(Beginning of Data listing)

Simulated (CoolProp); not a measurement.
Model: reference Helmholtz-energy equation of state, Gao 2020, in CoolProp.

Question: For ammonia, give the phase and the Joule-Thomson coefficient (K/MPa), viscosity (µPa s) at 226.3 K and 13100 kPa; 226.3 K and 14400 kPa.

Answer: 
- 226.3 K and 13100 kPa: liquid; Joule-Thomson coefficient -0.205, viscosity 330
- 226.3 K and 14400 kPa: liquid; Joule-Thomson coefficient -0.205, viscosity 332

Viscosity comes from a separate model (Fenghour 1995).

(End of Data listing)

Work order: Write out only the lines that run from the line containing "Model: reference Helmholtz-energy" through the line containing "- 226.3 K and 13100", both included, exactly as they appear above.

Exercise response:
Model: reference Helmholtz-energy equation of state, Gao 2020, in CoolProp.

Question: For ammonia, give the phase and the Joule-Thomson coefficient (K/MPa), viscosity (µPa s) at 226.3 K and 13100 kPa; 226.3 K and 14400 kPa.

Answer: 
- 226.3 K and 13100 kPa: liquid; Joule-Thomson coefficient -0.205, viscosity 330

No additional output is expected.